Data to examine:
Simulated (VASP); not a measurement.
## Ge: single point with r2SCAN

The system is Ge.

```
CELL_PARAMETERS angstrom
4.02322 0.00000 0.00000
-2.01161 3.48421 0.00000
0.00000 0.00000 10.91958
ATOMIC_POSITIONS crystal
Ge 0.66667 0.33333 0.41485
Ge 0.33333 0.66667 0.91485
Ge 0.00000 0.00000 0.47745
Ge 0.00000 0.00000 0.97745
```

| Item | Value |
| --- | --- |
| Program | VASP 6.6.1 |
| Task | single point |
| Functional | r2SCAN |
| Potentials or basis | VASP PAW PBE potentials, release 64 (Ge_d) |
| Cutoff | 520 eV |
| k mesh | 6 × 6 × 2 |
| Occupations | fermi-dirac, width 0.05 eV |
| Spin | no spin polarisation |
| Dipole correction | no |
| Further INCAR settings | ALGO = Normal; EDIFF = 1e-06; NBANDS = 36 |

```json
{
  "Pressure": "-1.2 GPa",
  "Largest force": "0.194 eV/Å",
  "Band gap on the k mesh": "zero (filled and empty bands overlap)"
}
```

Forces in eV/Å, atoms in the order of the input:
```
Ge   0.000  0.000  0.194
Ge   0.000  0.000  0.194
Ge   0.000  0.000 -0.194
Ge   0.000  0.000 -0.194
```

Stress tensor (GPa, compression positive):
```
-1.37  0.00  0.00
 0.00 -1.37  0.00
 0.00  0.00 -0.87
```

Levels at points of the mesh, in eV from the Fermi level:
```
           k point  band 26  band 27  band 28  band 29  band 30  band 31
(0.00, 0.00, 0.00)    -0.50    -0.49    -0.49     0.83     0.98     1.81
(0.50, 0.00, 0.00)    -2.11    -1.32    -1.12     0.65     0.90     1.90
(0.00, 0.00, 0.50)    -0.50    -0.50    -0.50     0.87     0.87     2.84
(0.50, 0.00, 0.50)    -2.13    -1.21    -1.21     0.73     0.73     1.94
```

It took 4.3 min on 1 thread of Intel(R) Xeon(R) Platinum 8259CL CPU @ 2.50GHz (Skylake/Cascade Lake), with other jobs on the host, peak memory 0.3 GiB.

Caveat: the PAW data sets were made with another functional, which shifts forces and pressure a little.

Brief: Only the lines above from the line containing "correction | no |" through the line containing "It took 4.3" should be retyped, exactly and with both ends included.

Answer area:
| Dipole correction | no |
| Further INCAR settings | ALGO = Normal; EDIFF = 1e-06; NBANDS = 36 |

```json
{
  "Pressure": "-1.2 GPa",
  "Largest force": "0.194 eV/Å",
  "Band gap on the k mesh": "zero (filled and empty bands overlap)"
}
```

Forces in eV/Å, atoms in the order of the input:
```
Ge   0.000  0.000  0.194
Ge   0.000  0.000  0.194
Ge   0.000  0.000 -0.194
Ge   0.000  0.000 -0.194
```

Stress tensor (GPa, compression positive):
```
-1.37  0.00  0.00
 0.00 -1.37  0.00
 0.00  0.00 -0.87
```

Levels at points of the mesh, in eV from the Fermi level:
```
           k point  band 26  band 27  band 28  band 29  band 30  band 31
(0.00, 0.00, 0.00)    -0.50    -0.49    -0.49     0.83     0.98     1.81
(0.50, 0.00, 0.00)    -2.11    -1.32    -1.12     0.65     0.90     1.90
(0.00, 0.00, 0.50)    -0.50    -0.50    -0.50     0.87     0.87     2.84
(0.50, 0.00, 0.50)    -2.13    -1.21    -1.21     0.73     0.73     1.94
```

It took 4.3 min on 1 thread of Intel(R) Xeon(R) Platinum 8259CL CPU @ 2.50GHz (Skylake/Cascade Lake), with other jobs on the host, peak memory 0.3 GiB.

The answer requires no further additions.